Nothing may be left out or changed. Print every entry.

····················
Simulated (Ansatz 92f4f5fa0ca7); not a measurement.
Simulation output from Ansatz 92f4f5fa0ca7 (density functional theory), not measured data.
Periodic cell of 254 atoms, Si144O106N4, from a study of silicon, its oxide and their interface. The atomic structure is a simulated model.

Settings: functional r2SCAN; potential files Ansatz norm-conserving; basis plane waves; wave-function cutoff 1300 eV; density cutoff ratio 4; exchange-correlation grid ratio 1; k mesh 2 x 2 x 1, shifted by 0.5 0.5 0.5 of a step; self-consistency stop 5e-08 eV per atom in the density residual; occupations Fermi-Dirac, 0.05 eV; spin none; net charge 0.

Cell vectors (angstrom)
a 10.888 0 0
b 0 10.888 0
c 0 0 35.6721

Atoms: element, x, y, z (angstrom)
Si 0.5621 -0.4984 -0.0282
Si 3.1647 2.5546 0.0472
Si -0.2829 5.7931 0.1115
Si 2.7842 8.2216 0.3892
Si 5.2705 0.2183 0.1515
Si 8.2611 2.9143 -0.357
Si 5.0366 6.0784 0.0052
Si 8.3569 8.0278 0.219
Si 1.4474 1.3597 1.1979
····················

Exercise output:
Simulated (Ansatz 92f4f5fa0ca7); not a measurement.
Simulation output from Ansatz 92f4f5fa0ca7 (density functional theory), not measured data.
Periodic cell of 254 atoms, Si144O106N4, from a study of silicon, its oxide and their interface. The atomic structure is a simulated model.

Settings: functional r2SCAN; potential files Ansatz norm-conserving; basis plane waves; wave-function cutoff 1300 eV; density cutoff ratio 4; exchange-correlation grid ratio 1; k mesh 2 x 2 x 1, shifted by 0.5 0.5 0.5 of a step; self-consistency stop 5e-08 eV per atom in the density residual; occupations Fermi-Dirac, 0.05 eV; spin none; net charge 0.

Cell vectors (angstrom)
a 10.888 0 0
b 0 10.888 0
c 0 0 35.6721

Atoms: element, x, y, z (angstrom)
Si 0.5621 -0.4984 -0.0282
Si 3.1647 2.5546 0.0472
Si -0.2829 5.7931 0.1115
Si 2.7842 8.2216 0.3892
Si 5.2705 0.2183 0.1515
Si 8.2611 2.9143 -0.357
Si 5.0366 6.0784 0.0052
Si 8.3569 8.0278 0.219
Si 1.4474 1.3597 1.1979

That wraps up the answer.